* [Assignment]
The response must reproduce every record below without alteration.

* [Excerpted records]
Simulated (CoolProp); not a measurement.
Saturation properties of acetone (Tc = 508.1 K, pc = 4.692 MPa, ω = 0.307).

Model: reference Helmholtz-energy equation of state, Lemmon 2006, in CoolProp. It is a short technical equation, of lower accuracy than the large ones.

* [Answer space]
Simulated (CoolProp); not a measurement.
Saturation properties of acetone (Tc = 508.1 K, pc = 4.692 MPa, ω = 0.307).

Model: reference Helmholtz-energy equation of state, Lemmon 2006, in CoolProp. It is a short technical equation, of lower accuracy than the large ones.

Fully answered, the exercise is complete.